□ □ □ □ □ □ □

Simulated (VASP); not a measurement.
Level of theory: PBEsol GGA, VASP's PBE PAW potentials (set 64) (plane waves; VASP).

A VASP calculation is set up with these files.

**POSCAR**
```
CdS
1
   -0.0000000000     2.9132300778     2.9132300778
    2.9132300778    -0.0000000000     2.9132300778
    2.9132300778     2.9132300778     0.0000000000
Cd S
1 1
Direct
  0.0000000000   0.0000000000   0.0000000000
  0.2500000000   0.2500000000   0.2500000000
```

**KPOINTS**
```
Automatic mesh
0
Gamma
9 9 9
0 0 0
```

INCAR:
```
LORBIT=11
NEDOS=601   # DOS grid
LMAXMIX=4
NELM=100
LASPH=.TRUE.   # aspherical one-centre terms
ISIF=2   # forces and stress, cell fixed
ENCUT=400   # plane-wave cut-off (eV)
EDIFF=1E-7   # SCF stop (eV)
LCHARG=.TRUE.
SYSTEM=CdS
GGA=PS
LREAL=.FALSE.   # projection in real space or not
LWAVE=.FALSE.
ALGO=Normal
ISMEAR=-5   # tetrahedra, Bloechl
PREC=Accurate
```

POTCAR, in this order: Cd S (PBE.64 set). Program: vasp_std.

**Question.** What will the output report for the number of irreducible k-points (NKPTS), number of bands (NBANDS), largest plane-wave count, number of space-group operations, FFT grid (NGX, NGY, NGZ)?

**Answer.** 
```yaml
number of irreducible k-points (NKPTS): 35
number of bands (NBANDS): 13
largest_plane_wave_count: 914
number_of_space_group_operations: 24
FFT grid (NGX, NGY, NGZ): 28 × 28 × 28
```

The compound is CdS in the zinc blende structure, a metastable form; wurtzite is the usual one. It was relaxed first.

□ □ □ □ □ □ □

Assignment:
What is needed is an exact repetition of the lines from the first line of the records through the line containing "POTCAR, in this", both ends included, and nothing more.

Exercise answer:
Simulated (VASP); not a measurement.
Level of theory: PBEsol GGA, VASP's PBE PAW potentials (set 64) (plane waves; VASP).

A VASP calculation is set up with these files.

**POSCAR**
```
CdS
1
   -0.0000000000     2.9132300778     2.9132300778
    2.9132300778    -0.0000000000     2.9132300778
    2.9132300778     2.9132300778     0.0000000000
Cd S
1 1
Direct
  0.0000000000   0.0000000000   0.0000000000
  0.2500000000   0.2500000000   0.2500000000
```

**KPOINTS**
```
Automatic mesh
0
Gamma
9 9 9
0 0 0
```

INCAR:
```
LORBIT=11
NEDOS=601   # DOS grid
LMAXMIX=4
NELM=100
LASPH=.TRUE.   # aspherical one-centre terms
ISIF=2   # forces and stress, cell fixed
ENCUT=400   # plane-wave cut-off (eV)
EDIFF=1E-7   # SCF stop (eV)
LCHARG=.TRUE.
SYSTEM=CdS
GGA=PS
LREAL=.FALSE.   # projection in real space or not
LWAVE=.FALSE.
ALGO=Normal
ISMEAR=-5   # tetrahedra, Bloechl
PREC=Accurate
```

POTCAR, in this order: Cd S (PBE.64 set). Program: vasp_std.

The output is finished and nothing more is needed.